Each of the entries below needs to be given again exactly.

(Beginning of Data to examine)
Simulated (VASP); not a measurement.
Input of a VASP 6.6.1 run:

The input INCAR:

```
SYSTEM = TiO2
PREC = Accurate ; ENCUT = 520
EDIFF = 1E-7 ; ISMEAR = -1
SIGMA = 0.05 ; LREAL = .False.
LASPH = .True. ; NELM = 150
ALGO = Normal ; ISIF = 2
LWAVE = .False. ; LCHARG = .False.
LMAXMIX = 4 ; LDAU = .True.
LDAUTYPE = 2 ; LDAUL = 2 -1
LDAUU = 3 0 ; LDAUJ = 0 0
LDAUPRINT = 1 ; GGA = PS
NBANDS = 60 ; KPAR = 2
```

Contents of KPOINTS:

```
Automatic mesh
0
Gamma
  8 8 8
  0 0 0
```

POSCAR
(End of Data to examine)

◆ **Answer box**
Simulated (VASP); not a measurement.
Input of a VASP 6.6.1 run:

The input INCAR:

```
SYSTEM = TiO2
PREC = Accurate ; ENCUT = 520
EDIFF = 1E-7 ; ISMEAR = -1
SIGMA = 0.05 ; LREAL = .False.
LASPH = .True. ; NELM = 150
ALGO = Normal ; ISIF = 2
LWAVE = .False. ; LCHARG = .False.
LMAXMIX = 4 ; LDAU = .True.
LDAUTYPE = 2 ; LDAUL = 2 -1
LDAUU = 3 0 ; LDAUJ = 0 0
LDAUPRINT = 1 ; GGA = PS
NBANDS = 60 ; KPAR = 2
```

Contents of KPOINTS:

```
Automatic mesh
0
Gamma
  8 8 8
  0 0 0
```

POSCAR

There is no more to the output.